Stored data →
--------------------------------------------------

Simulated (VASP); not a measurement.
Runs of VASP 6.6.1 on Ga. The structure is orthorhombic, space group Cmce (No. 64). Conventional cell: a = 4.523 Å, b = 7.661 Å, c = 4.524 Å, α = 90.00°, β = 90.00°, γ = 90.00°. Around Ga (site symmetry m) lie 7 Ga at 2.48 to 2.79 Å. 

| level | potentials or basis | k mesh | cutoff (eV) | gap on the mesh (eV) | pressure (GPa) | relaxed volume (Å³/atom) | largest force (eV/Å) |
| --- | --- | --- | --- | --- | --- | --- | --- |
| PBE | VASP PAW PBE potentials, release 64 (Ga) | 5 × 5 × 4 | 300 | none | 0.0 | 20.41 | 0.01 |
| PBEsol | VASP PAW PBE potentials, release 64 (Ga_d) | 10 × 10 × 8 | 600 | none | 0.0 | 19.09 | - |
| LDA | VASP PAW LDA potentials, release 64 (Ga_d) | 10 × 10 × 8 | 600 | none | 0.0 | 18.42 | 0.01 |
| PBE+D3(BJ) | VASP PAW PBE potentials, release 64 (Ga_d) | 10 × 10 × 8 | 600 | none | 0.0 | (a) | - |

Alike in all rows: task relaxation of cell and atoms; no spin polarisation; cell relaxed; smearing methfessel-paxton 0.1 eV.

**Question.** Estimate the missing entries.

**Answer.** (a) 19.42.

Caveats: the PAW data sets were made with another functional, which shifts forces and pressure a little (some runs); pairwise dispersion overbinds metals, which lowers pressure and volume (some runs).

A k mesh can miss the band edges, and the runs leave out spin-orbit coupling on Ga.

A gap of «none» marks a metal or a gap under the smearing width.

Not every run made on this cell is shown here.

--------------------------------------------------

In the entries above, find the line with "20.41 | 0.01 |" and the line with "0.0 | 19.09 | - |", then set down exactly those two and every line between them, nothing else.

Exercise response →
| PBE | VASP PAW PBE potentials, release 64 (Ga) | 5 × 5 × 4 | 300 | none | 0.0 | 20.41 | 0.01 |
| PBEsol | VASP PAW PBE potentials, release 64 (Ga_d) | 10 × 10 × 8 | 600 | none | 0.0 | 19.09 | - |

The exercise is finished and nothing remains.